→ **WORK ITEM**
Given the entries below, copy each of them out exactly.

→ **PROVIDED MATERIAL**
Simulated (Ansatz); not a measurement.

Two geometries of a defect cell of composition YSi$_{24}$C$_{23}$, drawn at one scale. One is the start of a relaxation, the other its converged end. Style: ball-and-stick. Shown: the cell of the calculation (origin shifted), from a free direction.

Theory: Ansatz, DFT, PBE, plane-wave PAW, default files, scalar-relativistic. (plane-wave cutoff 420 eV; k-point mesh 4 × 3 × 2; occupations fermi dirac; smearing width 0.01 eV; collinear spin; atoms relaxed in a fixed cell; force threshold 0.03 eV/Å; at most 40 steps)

→ **EXERCISE RESULT**
Simulated (Ansatz); not a measurement.

Two geometries of a defect cell of composition YSi$_{24}$C$_{23}$, drawn at one scale. One is the start of a relaxation, the other its converged end. Style: ball-and-stick. Shown: the cell of the calculation (origin shifted), from a free direction.

Theory: Ansatz, DFT, PBE, plane-wave PAW, default files, scalar-relativistic. (plane-wave cutoff 420 eV; k-point mesh 4 × 3 × 2; occupations fermi dirac; smearing width 0.01 eV; collinear spin; atoms relaxed in a fixed cell; force threshold 0.03 eV/Å; at most 40 steps)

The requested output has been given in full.